* **Work request**
The listing below is to be copied in full, line by line.

%%
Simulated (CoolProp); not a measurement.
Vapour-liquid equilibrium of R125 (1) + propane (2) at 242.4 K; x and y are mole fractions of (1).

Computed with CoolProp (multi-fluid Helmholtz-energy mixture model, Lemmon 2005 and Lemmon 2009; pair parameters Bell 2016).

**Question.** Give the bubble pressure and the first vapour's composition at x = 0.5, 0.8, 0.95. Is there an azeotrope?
%%

* **Exercise result**
Simulated (CoolProp); not a measurement.
Vapour-liquid equilibrium of R125 (1) + propane (2) at 242.4 K; x and y are mole fractions of (1).

Computed with CoolProp (multi-fluid Helmholtz-energy mixture model, Lemmon 2005 and Lemmon 2009; pair parameters Bell 2016).

**Question.** Give the bubble pressure and the first vapour's composition at x = 0.5, 0.8, 0.95. Is there an azeotrope?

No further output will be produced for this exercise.